→ **Study material**
*** Begin section ***

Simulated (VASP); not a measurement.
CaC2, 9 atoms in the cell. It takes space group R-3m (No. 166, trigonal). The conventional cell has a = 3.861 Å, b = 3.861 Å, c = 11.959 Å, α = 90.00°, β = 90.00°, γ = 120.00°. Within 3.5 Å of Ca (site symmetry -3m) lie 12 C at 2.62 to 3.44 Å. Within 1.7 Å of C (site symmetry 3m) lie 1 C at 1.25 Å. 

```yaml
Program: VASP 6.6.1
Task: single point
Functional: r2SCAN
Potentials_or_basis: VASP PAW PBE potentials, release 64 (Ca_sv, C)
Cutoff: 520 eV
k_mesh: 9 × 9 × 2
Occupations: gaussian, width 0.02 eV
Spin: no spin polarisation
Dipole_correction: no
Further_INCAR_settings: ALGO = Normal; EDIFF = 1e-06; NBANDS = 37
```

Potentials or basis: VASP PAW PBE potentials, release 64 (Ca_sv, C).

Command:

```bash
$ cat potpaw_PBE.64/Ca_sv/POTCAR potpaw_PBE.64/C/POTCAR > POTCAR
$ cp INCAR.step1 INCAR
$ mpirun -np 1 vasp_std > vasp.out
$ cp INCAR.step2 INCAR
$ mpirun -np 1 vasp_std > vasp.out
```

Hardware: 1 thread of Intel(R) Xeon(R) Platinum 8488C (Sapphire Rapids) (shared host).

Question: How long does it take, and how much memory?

*** End section ***

→ **Requirement**
Using the data above, print exactly the lines from the line that contains "CaC2, 9 atoms" through the line that contains "Hardware: 1 thread", with both included.

→ **Written answer**
CaC2, 9 atoms in the cell. It takes space group R-3m (No. 166, trigonal). The conventional cell has a = 3.861 Å, b = 3.861 Å, c = 11.959 Å, α = 90.00°, β = 90.00°, γ = 120.00°. Within 3.5 Å of Ca (site symmetry -3m) lie 12 C at 2.62 to 3.44 Å. Within 1.7 Å of C (site symmetry 3m) lie 1 C at 1.25 Å. 

```yaml
Program: VASP 6.6.1
Task: single point
Functional: r2SCAN
Potentials_or_basis: VASP PAW PBE potentials, release 64 (Ca_sv, C)
Cutoff: 520 eV
k_mesh: 9 × 9 × 2
Occupations: gaussian, width 0.02 eV
Spin: no spin polarisation
Dipole_correction: no
Further_INCAR_settings: ALGO = Normal; EDIFF = 1e-06; NBANDS = 37
```

Potentials or basis: VASP PAW PBE potentials, release 64 (Ca_sv, C).

Command:

```bash
$ cat potpaw_PBE.64/Ca_sv/POTCAR potpaw_PBE.64/C/POTCAR > POTCAR
$ cp INCAR.step1 INCAR
$ mpirun -np 1 vasp_std > vasp.out
$ cp INCAR.step2 INCAR
$ mpirun -np 1 vasp_std > vasp.out
```

Hardware: 1 thread of Intel(R) Xeon(R) Platinum 8488C (Sapphire Rapids) (shared host).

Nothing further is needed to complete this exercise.